◆ Action item ◆
The answer is to be an exact copy of the lines below running from the line with "A family of" down to the line with "Q: Rank these", both ends included, and nothing more.

◆ Information supplied ◆
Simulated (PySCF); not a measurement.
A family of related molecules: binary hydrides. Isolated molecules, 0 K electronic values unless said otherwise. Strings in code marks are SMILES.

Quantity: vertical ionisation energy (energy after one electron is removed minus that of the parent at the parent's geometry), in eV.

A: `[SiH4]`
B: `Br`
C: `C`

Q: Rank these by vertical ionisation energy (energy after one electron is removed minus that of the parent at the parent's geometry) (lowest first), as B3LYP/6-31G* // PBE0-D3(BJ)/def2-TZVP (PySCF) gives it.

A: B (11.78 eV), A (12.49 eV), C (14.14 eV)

◆ Response box ◆
A family of related molecules: binary hydrides. Isolated molecules, 0 K electronic values unless said otherwise. Strings in code marks are SMILES.

Quantity: vertical ionisation energy (energy after one electron is removed minus that of the parent at the parent's geometry), in eV.

A: `[SiH4]`
B: `Br`
C: `C`

Q: Rank these by vertical ionisation energy (energy after one electron is removed minus that of the parent at the parent's geometry) (lowest first), as B3LYP/6-31G* // PBE0-D3(BJ)/def2-TZVP (PySCF) gives it.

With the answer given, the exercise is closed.